★ ★ ★

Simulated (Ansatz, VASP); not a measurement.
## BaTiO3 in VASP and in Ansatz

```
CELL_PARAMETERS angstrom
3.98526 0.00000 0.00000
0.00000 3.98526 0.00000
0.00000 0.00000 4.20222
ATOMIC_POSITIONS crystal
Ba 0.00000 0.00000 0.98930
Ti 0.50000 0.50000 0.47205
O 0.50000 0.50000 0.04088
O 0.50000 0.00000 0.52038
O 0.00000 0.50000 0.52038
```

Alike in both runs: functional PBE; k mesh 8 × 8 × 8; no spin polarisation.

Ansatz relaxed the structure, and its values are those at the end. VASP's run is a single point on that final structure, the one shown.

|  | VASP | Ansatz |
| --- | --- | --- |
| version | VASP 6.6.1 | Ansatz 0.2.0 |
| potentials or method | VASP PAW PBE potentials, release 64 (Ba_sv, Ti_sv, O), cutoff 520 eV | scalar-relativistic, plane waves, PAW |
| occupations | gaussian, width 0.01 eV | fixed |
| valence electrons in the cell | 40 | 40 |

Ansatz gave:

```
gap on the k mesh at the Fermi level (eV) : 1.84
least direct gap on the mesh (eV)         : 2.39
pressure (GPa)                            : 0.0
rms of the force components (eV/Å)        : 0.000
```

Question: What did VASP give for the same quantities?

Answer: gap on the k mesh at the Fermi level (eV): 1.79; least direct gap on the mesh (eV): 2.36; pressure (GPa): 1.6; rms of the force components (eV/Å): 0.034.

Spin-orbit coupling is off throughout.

★ ★ ★

*Exercise:* Within the data above, the span starting at the line containing "cell | 40 | 40 |" and ending at the line containing "Answer: gap on" is to be retyped exactly, with no other lines.

*Task solution:*
| valence electrons in the cell | 40 | 40 |

Ansatz gave:

```
gap on the k mesh at the Fermi level (eV) : 1.84
least direct gap on the mesh (eV)         : 2.39
pressure (GPa)                            : 0.0
rms of the force components (eV/Å)        : 0.000
```

Question: What did VASP give for the same quantities?

Answer: gap on the k mesh at the Fermi level (eV): 1.79; least direct gap on the mesh (eV): 2.36; pressure (GPa): 1.6; rms of the force components (eV/Å): 0.034.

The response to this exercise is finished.